*WORK INSTRUCTION*. Some entries follow. Reproduce exactly the lines starting at the one with "Calculation: r2SCAN (plane" and stopping after the one with "σ normal to".

*RECORD EXCERPTS*.
»»

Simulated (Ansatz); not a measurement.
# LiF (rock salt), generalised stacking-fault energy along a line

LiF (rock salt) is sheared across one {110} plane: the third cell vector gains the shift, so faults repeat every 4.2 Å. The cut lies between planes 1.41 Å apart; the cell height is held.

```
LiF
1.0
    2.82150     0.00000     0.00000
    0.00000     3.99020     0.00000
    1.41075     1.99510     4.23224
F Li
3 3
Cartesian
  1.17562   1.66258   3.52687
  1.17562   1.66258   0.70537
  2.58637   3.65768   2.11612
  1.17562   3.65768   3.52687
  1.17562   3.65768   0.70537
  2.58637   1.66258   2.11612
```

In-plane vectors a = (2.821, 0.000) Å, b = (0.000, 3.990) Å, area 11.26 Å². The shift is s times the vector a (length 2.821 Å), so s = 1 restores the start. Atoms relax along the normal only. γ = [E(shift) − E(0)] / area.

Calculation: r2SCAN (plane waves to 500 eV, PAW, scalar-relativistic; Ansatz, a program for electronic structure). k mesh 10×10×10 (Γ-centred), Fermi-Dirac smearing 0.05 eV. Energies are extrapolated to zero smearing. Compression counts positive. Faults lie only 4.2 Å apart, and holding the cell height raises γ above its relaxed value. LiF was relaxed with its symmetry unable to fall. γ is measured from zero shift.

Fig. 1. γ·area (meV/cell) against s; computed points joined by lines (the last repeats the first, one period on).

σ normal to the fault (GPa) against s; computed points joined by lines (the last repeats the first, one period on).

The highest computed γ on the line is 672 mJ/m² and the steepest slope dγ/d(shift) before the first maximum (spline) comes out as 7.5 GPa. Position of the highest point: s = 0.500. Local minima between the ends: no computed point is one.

««

*TASK RESULT*.
Calculation: r2SCAN (plane waves to 500 eV, PAW, scalar-relativistic; Ansatz, a program for electronic structure). k mesh 10×10×10 (Γ-centred), Fermi-Dirac smearing 0.05 eV. Energies are extrapolated to zero smearing. Compression counts positive. Faults lie only 4.2 Å apart, and holding the cell height raises γ above its relaxed value. LiF was relaxed with its symmetry unable to fall. γ is measured from zero shift.

Fig. 1. γ·area (meV/cell) against s; computed points joined by lines (the last repeats the first, one period on).

σ normal to the fault (GPa) against s; computed points joined by lines (the last repeats the first, one period on).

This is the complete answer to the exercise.